** DATASET follows **

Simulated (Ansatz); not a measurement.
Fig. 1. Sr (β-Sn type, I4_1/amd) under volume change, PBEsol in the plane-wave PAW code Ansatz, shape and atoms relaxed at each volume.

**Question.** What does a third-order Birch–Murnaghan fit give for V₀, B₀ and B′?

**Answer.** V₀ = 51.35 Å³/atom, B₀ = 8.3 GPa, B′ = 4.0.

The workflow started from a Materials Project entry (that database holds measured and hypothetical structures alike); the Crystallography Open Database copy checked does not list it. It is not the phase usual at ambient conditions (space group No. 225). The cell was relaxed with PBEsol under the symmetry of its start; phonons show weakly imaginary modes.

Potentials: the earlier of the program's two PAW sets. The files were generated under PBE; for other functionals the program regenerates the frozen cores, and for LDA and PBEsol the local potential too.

** End of DATASET **

| WORK TASK |
Take the lines above from the one containing "Fig. 1. Sr (β-Sn" to the one containing "GPa, B′ = 4.0." and retype them exactly, both ends included, with nothing added.

| TASK RESULT |
Fig. 1. Sr (β-Sn type, I4_1/amd) under volume change, PBEsol in the plane-wave PAW code Ansatz, shape and atoms relaxed at each volume.

**Question.** What does a third-order Birch–Murnaghan fit give for V₀, B₀ and B′?

**Answer.** V₀ = 51.35 Å³/atom, B₀ = 8.3 GPa, B′ = 4.0.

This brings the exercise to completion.